* _Work instruction_: Only some lines are wanted. Transcribe, exactly, the lines below from the line with "1.444 | 0.01056 |" up to and including the line with "1.347 | 4.297e-6 |".

** Extracted material follows **

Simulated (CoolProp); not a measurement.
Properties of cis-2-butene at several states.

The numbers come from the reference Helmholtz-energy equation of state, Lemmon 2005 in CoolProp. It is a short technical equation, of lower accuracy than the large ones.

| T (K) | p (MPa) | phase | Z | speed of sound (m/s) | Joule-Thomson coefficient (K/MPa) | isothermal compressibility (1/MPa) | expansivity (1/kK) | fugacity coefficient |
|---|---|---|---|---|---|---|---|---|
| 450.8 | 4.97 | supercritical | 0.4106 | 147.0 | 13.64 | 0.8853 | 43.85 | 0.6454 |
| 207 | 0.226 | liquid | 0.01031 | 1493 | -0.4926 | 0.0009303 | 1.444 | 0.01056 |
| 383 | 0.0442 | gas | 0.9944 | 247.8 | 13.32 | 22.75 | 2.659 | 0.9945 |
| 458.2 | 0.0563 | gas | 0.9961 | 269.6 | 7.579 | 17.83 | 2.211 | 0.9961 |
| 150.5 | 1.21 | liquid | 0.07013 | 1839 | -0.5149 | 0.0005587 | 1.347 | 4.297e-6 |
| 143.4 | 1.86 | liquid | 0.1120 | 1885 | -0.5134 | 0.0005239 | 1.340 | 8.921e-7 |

** End of Extracted material **

* _Task output_:
| 207 | 0.226 | liquid | 0.01031 | 1493 | -0.4926 | 0.0009303 | 1.444 | 0.01056 |
| 383 | 0.0442 | gas | 0.9944 | 247.8 | 13.32 | 22.75 | 2.659 | 0.9945 |
| 458.2 | 0.0563 | gas | 0.9961 | 269.6 | 7.579 | 17.83 | 2.211 | 0.9961 |
| 150.5 | 1.21 | liquid | 0.07013 | 1839 | -0.5149 | 0.0005587 | 1.347 | 4.297e-6 |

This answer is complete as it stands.